[[ Dataset extract, beginning ]]
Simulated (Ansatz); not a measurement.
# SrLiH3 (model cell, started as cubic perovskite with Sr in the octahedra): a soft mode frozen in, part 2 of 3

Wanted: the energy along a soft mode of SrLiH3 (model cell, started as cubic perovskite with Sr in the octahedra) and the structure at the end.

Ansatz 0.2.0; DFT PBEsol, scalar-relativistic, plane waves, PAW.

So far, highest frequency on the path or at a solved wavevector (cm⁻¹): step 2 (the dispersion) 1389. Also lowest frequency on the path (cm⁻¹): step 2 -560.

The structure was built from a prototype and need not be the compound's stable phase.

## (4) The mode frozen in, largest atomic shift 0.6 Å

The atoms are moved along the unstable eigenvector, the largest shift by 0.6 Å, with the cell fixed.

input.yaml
[[ Dataset extract, end ]]

* Work task:
Exact reproduction of the lines from the top of the material through the line where "Ansatz 0.2.0; DFT" appears is required, both boundary lines included, with no other output.

* Written solution:
Simulated (Ansatz); not a measurement.
# SrLiH3 (model cell, started as cubic perovskite with Sr in the octahedra): a soft mode frozen in, part 2 of 3

Wanted: the energy along a soft mode of SrLiH3 (model cell, started as cubic perovskite with Sr in the octahedra) and the structure at the end.

Ansatz 0.2.0; DFT PBEsol, scalar-relativistic, plane waves, PAW.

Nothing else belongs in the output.